▶ **PROVIDED MATERIAL**:
· · · · · · ·

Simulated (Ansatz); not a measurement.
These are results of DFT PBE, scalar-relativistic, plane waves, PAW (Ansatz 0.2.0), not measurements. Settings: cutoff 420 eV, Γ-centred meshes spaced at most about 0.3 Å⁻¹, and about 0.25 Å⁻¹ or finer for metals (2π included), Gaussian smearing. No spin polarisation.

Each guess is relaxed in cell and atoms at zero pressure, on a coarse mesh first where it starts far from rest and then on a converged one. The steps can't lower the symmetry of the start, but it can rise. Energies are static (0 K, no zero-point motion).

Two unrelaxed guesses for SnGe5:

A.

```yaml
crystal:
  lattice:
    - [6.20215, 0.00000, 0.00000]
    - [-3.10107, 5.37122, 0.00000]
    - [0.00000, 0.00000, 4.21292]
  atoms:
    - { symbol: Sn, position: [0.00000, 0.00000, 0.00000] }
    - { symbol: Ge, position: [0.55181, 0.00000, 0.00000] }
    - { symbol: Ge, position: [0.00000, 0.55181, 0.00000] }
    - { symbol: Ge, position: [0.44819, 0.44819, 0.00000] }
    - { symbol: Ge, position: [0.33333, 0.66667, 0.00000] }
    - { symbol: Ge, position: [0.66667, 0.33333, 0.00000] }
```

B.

· · · · · · ·

▶ **ASSIGNMENT**: Extract all of the data shown above without alteration.

▶ **EXERCISE RESULT**:
Simulated (Ansatz); not a measurement.
These are results of DFT PBE, scalar-relativistic, plane waves, PAW (Ansatz 0.2.0), not measurements. Settings: cutoff 420 eV, Γ-centred meshes spaced at most about 0.3 Å⁻¹, and about 0.25 Å⁻¹ or finer for metals (2π included), Gaussian smearing. No spin polarisation.

Each guess is relaxed in cell and atoms at zero pressure, on a coarse mesh first where it starts far from rest and then on a converged one. The steps can't lower the symmetry of the start, but it can rise. Energies are static (0 K, no zero-point motion).

Two unrelaxed guesses for SnGe5:

A.

```yaml
crystal:
  lattice:
    - [6.20215, 0.00000, 0.00000]
    - [-3.10107, 5.37122, 0.00000]
    - [0.00000, 0.00000, 4.21292]
  atoms:
    - { symbol: Sn, position: [0.00000, 0.00000, 0.00000] }
    - { symbol: Ge, position: [0.55181, 0.00000, 0.00000] }
    - { symbol: Ge, position: [0.00000, 0.55181, 0.00000] }
    - { symbol: Ge, position: [0.44819, 0.44819, 0.00000] }
    - { symbol: Ge, position: [0.33333, 0.66667, 0.00000] }
    - { symbol: Ge, position: [0.66667, 0.33333, 0.00000] }
```

B.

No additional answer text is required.